(Dataset records)
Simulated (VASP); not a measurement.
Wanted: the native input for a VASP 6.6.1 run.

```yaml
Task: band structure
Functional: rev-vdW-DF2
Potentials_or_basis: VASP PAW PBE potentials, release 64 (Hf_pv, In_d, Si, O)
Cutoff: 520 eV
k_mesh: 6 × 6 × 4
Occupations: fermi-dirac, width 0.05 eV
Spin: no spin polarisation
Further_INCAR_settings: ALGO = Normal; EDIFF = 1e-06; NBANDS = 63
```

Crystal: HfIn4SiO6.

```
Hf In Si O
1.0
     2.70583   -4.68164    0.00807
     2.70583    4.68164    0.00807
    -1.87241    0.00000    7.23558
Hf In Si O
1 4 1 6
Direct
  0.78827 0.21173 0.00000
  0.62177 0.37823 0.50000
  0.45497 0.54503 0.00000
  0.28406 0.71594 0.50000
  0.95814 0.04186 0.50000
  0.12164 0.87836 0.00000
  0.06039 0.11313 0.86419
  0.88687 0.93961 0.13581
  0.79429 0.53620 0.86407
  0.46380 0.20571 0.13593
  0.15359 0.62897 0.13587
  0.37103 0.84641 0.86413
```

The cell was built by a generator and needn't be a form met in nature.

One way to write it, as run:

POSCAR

(Assigned task)
Everything from the first line above up to and including the line that contains "One way to write" should be printed exactly; please print only that.

(Response area)
Simulated (VASP); not a measurement.
Wanted: the native input for a VASP 6.6.1 run.

```yaml
Task: band structure
Functional: rev-vdW-DF2
Potentials_or_basis: VASP PAW PBE potentials, release 64 (Hf_pv, In_d, Si, O)
Cutoff: 520 eV
k_mesh: 6 × 6 × 4
Occupations: fermi-dirac, width 0.05 eV
Spin: no spin polarisation
Further_INCAR_settings: ALGO = Normal; EDIFF = 1e-06; NBANDS = 63
```

Crystal: HfIn4SiO6.

```
Hf In Si O
1.0
     2.70583   -4.68164    0.00807
     2.70583    4.68164    0.00807
    -1.87241    0.00000    7.23558
Hf In Si O
1 4 1 6
Direct
  0.78827 0.21173 0.00000
  0.62177 0.37823 0.50000
  0.45497 0.54503 0.00000
  0.28406 0.71594 0.50000
  0.95814 0.04186 0.50000
  0.12164 0.87836 0.00000
  0.06039 0.11313 0.86419
  0.88687 0.93961 0.13581
  0.79429 0.53620 0.86407
  0.46380 0.20571 0.13593
  0.15359 0.62897 0.13587
  0.37103 0.84641 0.86413
```

The cell was built by a generator and needn't be a form met in nature.

One way to write it, as run:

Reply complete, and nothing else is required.